_REQUIRED ACTION_
Return only the lines running from the first line of the listing through the one with "This account leaves out most program logs.", unchanged.

_SOURCE MATERIAL_
━━━━━━

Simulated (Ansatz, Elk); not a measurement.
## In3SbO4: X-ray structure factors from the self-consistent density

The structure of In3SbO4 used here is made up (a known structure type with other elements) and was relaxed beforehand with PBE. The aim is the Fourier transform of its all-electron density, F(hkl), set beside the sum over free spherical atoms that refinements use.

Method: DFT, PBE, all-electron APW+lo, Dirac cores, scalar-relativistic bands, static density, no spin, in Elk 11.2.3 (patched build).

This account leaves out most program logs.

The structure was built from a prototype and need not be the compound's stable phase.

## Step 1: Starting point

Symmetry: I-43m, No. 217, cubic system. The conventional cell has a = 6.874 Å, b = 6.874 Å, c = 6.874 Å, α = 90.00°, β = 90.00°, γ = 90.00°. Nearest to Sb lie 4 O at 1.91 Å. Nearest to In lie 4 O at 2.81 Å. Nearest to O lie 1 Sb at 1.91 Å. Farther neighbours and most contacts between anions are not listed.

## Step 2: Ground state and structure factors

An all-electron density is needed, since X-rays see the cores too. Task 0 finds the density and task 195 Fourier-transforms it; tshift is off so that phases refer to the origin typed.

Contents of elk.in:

━━━━━━

_TASK OUTPUT_
Simulated (Ansatz, Elk); not a measurement.
## In3SbO4: X-ray structure factors from the self-consistent density

The structure of In3SbO4 used here is made up (a known structure type with other elements) and was relaxed beforehand with PBE. The aim is the Fourier transform of its all-electron density, F(hkl), set beside the sum over free spherical atoms that refinements use.

Method: DFT, PBE, all-electron APW+lo, Dirac cores, scalar-relativistic bands, static density, no spin, in Elk 11.2.3 (patched build).

This account leaves out most program logs.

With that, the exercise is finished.